§ **Data extract**

-.-.-

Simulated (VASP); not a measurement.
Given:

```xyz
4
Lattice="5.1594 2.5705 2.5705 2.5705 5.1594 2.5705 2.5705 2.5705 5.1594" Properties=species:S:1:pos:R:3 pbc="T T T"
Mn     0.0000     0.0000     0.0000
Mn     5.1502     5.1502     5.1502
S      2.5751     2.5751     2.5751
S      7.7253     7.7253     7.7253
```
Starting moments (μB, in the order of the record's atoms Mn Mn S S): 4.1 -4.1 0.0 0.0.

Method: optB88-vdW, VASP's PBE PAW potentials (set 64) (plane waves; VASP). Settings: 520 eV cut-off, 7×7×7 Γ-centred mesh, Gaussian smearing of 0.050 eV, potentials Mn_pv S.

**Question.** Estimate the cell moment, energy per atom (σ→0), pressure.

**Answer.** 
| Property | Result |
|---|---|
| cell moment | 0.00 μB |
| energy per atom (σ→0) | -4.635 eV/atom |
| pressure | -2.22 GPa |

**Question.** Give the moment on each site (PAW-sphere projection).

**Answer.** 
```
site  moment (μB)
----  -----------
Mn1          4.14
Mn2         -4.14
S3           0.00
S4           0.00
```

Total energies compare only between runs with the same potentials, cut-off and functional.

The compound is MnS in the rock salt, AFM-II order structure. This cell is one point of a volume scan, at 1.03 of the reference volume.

-.-.-

§ **Action item**
Starting with the line with "-4.635 eV/atom |" above and going on through the line with "Total energies compare", transcribe every line exactly, both ends included, and add nothing.

§ **Expected answer**
| energy per atom (σ→0) | -4.635 eV/atom |
| pressure | -2.22 GPa |

**Question.** Give the moment on each site (PAW-sphere projection).

**Answer.** 
```
site  moment (μB)
----  -----------
Mn1          4.14
Mn2         -4.14
S3           0.00
S4           0.00
```

Total energies compare only between runs with the same potentials, cut-off and functional.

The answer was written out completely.